## EXERCISE
Write out every record again, exactly.

## INFORMATION SUPPLIED
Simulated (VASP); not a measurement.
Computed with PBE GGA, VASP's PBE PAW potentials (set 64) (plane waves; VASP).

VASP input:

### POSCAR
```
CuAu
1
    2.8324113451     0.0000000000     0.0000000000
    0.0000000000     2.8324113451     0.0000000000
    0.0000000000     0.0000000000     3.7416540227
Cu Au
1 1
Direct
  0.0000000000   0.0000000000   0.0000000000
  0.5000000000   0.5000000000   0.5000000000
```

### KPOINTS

## TASK RESPONSE
Simulated (VASP); not a measurement.
Computed with PBE GGA, VASP's PBE PAW potentials (set 64) (plane waves; VASP).

VASP input:

### POSCAR
```
CuAu
1
    2.8324113451     0.0000000000     0.0000000000
    0.0000000000     2.8324113451     0.0000000000
    0.0000000000     0.0000000000     3.7416540227
Cu Au
1 1
Direct
  0.0000000000   0.0000000000   0.0000000000
  0.5000000000   0.5000000000   0.5000000000
```

### KPOINTS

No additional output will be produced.